Assigned task:
Each line from the opening of the records that follow to the line with "- thermal conductivity" needs to be written out exactly. Add nothing.

※ ※ ※

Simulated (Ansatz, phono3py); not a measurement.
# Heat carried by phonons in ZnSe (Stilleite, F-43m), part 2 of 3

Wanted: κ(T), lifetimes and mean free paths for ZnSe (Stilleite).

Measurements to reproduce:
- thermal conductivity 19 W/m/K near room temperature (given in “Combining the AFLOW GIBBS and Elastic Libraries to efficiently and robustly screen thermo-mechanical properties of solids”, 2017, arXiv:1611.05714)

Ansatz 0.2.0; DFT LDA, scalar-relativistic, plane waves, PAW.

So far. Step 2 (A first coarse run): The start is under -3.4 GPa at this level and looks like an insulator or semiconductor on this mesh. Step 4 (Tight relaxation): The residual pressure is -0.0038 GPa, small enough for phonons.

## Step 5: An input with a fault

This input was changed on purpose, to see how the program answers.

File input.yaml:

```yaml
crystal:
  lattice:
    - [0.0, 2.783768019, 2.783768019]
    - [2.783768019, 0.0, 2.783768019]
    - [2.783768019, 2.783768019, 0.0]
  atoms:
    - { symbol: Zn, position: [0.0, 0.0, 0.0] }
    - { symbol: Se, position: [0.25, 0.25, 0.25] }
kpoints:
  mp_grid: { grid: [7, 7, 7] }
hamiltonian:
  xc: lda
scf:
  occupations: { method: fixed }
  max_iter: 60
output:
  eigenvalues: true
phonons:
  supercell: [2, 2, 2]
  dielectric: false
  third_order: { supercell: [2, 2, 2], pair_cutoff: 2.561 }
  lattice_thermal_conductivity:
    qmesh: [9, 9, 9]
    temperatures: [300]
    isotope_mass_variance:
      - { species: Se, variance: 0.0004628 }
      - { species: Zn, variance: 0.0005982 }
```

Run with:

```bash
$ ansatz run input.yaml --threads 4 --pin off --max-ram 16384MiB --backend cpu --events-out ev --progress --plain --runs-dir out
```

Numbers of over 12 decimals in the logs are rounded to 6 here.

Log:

※ ※ ※

Written solution:
Simulated (Ansatz, phono3py); not a measurement.
# Heat carried by phonons in ZnSe (Stilleite, F-43m), part 2 of 3

Wanted: κ(T), lifetimes and mean free paths for ZnSe (Stilleite).

Measurements to reproduce:
- thermal conductivity 19 W/m/K near room temperature (given in “Combining the AFLOW GIBBS and Elastic Libraries to efficiently and robustly screen thermo-mechanical properties of solids”, 2017, arXiv:1611.05714)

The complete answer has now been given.